[[ Raw data open ]]

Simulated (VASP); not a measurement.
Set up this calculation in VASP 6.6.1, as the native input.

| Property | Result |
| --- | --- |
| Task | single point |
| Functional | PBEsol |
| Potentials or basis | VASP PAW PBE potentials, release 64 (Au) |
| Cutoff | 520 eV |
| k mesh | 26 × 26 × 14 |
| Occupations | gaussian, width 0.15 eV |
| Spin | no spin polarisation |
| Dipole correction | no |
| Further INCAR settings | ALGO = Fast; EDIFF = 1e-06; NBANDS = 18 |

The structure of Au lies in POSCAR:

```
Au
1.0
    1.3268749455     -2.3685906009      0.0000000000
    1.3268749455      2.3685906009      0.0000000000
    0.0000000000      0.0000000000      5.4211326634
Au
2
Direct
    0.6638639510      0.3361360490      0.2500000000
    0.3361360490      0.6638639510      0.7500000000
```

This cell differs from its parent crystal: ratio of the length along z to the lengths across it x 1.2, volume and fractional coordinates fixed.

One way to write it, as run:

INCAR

[[ Raw data closed ]]

Work order:
Reproduce the material in full. Keep it identical to the original.

Exercise answer:
Simulated (VASP); not a measurement.
Set up this calculation in VASP 6.6.1, as the native input.

| Property | Result |
| --- | --- |
| Task | single point |
| Functional | PBEsol |
| Potentials or basis | VASP PAW PBE potentials, release 64 (Au) |
| Cutoff | 520 eV |
| k mesh | 26 × 26 × 14 |
| Occupations | gaussian, width 0.15 eV |
| Spin | no spin polarisation |
| Dipole correction | no |
| Further INCAR settings | ALGO = Fast; EDIFF = 1e-06; NBANDS = 18 |

The structure of Au lies in POSCAR:

```
Au
1.0
    1.3268749455     -2.3685906009      0.0000000000
    1.3268749455      2.3685906009      0.0000000000
    0.0000000000      0.0000000000      5.4211326634
Au
2
Direct
    0.6638639510      0.3361360490      0.2500000000
    0.3361360490      0.6638639510      0.7500000000
```

This cell differs from its parent crystal: ratio of the length along z to the lengths across it x 1.2, volume and fractional coordinates fixed.

One way to write it, as run:

INCAR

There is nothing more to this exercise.